▸ Work order
Each entry should be written out once more, exactly as given below.

-- Opening Marker --

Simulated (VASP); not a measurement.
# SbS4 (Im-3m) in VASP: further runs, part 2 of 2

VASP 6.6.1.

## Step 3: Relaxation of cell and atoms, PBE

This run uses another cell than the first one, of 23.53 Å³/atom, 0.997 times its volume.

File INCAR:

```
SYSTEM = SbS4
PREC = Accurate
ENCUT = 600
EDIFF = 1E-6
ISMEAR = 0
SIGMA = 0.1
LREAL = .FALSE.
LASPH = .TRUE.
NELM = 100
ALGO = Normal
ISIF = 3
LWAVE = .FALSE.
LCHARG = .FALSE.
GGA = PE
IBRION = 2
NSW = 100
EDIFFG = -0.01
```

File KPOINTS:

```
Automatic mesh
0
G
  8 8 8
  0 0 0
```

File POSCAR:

-- Closing Marker --

▸ Result
Simulated (VASP); not a measurement.
# SbS4 (Im-3m) in VASP: further runs, part 2 of 2

VASP 6.6.1.

## Step 3: Relaxation of cell and atoms, PBE

This run uses another cell than the first one, of 23.53 Å³/atom, 0.997 times its volume.

File INCAR:

```
SYSTEM = SbS4
PREC = Accurate
ENCUT = 600
EDIFF = 1E-6
ISMEAR = 0
SIGMA = 0.1
LREAL = .FALSE.
LASPH = .TRUE.
NELM = 100
ALGO = Normal
ISIF = 3
LWAVE = .FALSE.
LCHARG = .FALSE.
GGA = PE
IBRION = 2
NSW = 100
EDIFFG = -0.01
```

File KPOINTS:

```
Automatic mesh
0
G
  8 8 8
  0 0 0
```

File POSCAR:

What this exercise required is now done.